Work task :: Exactly the lines from the opening of the records through the line containing "C. CC(=O)O[SiH2]C=O" should be copied, with both included.

*** Opening Stored data ***
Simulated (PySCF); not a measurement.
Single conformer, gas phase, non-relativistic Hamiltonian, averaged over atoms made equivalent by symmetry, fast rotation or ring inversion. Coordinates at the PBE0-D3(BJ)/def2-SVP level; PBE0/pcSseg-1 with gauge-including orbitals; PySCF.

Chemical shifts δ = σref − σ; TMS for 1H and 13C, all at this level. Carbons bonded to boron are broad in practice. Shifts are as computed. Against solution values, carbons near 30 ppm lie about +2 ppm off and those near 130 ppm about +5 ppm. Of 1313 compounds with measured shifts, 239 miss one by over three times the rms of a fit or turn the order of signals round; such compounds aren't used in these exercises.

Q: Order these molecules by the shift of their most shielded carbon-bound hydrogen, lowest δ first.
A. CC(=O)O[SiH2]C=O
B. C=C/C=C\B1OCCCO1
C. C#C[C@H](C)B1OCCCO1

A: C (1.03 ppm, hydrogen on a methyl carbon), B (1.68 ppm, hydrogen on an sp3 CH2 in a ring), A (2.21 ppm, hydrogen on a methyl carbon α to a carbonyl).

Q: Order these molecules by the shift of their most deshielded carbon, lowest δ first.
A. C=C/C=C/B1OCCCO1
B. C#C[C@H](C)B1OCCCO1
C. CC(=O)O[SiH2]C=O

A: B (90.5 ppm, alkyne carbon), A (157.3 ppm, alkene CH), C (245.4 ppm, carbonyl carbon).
*** Closing Stored data ***

Written response ::
Simulated (PySCF); not a measurement.
Single conformer, gas phase, non-relativistic Hamiltonian, averaged over atoms made equivalent by symmetry, fast rotation or ring inversion. Coordinates at the PBE0-D3(BJ)/def2-SVP level; PBE0/pcSseg-1 with gauge-including orbitals; PySCF.

Chemical shifts δ = σref − σ; TMS for 1H and 13C, all at this level. Carbons bonded to boron are broad in practice. Shifts are as computed. Against solution values, carbons near 30 ppm lie about +2 ppm off and those near 130 ppm about +5 ppm. Of 1313 compounds with measured shifts, 239 miss one by over three times the rms of a fit or turn the order of signals round; such compounds aren't used in these exercises.

Q: Order these molecules by the shift of their most shielded carbon-bound hydrogen, lowest δ first.
A. CC(=O)O[SiH2]C=O
B. C=C/C=C\B1OCCCO1
C. C#C[C@H](C)B1OCCCO1

A: C (1.03 ppm, hydrogen on a methyl carbon), B (1.68 ppm, hydrogen on an sp3 CH2 in a ring), A (2.21 ppm, hydrogen on a methyl carbon α to a carbonyl).

Q: Order these molecules by the shift of their most deshielded carbon, lowest δ first.
A. C=C/C=C/B1OCCCO1
B. C#C[C@H](C)B1OCCCO1
C. CC(=O)O[SiH2]C=O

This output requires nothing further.